Start of Records provided
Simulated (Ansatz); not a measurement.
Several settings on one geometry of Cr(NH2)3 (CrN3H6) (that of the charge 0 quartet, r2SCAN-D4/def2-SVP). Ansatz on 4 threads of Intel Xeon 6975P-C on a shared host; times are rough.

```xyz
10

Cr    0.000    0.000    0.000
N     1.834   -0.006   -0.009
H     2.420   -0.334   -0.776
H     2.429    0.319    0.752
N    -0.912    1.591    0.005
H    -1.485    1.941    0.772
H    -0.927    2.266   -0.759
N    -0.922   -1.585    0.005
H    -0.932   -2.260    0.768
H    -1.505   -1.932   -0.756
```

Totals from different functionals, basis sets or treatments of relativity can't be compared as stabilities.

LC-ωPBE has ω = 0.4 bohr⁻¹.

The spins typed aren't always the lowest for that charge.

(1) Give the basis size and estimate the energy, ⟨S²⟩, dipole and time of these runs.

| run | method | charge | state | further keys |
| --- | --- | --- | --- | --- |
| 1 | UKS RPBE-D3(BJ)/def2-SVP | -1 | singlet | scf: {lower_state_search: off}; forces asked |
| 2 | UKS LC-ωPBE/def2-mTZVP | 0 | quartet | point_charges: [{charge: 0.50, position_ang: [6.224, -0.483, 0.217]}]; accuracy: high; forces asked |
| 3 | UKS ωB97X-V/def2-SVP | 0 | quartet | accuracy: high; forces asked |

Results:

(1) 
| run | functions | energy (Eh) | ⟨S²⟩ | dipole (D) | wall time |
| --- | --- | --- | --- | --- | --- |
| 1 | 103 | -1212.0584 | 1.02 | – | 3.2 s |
End of Records provided

■ **Activity**
In full and without change, transcribe every line of the records above.

■ **Answer area**
Simulated (Ansatz); not a measurement.
Several settings on one geometry of Cr(NH2)3 (CrN3H6) (that of the charge 0 quartet, r2SCAN-D4/def2-SVP). Ansatz on 4 threads of Intel Xeon 6975P-C on a shared host; times are rough.

```xyz
10

Cr    0.000    0.000    0.000
N     1.834   -0.006   -0.009
H     2.420   -0.334   -0.776
H     2.429    0.319    0.752
N    -0.912    1.591    0.005
H    -1.485    1.941    0.772
H    -0.927    2.266   -0.759
N    -0.922   -1.585    0.005
H    -0.932   -2.260    0.768
H    -1.505   -1.932   -0.756
```

Totals from different functionals, basis sets or treatments of relativity can't be compared as stabilities.

LC-ωPBE has ω = 0.4 bohr⁻¹.

The spins typed aren't always the lowest for that charge.

(1) Give the basis size and estimate the energy, ⟨S²⟩, dipole and time of these runs.

| run | method | charge | state | further keys |
| --- | --- | --- | --- | --- |
| 1 | UKS RPBE-D3(BJ)/def2-SVP | -1 | singlet | scf: {lower_state_search: off}; forces asked |
| 2 | UKS LC-ωPBE/def2-mTZVP | 0 | quartet | point_charges: [{charge: 0.50, position_ang: [6.224, -0.483, 0.217]}]; accuracy: high; forces asked |
| 3 | UKS ωB97X-V/def2-SVP | 0 | quartet | accuracy: high; forces asked |

Results:

(1) 
| run | functions | energy (Eh) | ⟨S²⟩ | dipole (D) | wall time |
| --- | --- | --- | --- | --- | --- |
| 1 | 103 | -1212.0584 | 1.02 | – | 3.2 s |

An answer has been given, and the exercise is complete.